*DATA SECTION*:
BEGIN

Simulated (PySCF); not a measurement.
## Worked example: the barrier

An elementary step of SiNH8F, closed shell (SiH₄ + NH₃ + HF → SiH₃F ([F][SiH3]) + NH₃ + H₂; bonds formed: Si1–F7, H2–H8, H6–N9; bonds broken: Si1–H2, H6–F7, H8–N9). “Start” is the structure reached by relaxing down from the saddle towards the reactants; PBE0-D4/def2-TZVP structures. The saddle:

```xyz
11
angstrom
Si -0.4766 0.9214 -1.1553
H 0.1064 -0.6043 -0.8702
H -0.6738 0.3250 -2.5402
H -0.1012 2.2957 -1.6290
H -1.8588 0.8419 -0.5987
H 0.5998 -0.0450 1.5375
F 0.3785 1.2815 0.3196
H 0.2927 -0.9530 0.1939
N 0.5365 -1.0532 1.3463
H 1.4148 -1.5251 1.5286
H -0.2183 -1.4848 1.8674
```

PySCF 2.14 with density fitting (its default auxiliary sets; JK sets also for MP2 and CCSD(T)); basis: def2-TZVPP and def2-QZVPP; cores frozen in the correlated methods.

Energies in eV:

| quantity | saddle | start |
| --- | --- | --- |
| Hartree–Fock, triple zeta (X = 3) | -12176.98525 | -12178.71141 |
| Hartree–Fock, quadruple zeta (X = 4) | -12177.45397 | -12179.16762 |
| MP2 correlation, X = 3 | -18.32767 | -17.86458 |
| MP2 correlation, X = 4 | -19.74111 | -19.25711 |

END

*REQUIREMENT*:
Reprint exactly the lines above that start at the one with "-12177.45397 | -12179.16762 |" and end at the one with "-18.32767 | -17.86458 |", keeping both and adding none.

*TASK RESPONSE*:
| Hartree–Fock, quadruple zeta (X = 4) | -12177.45397 | -12179.16762 |
| MP2 correlation, X = 3 | -18.32767 | -17.86458 |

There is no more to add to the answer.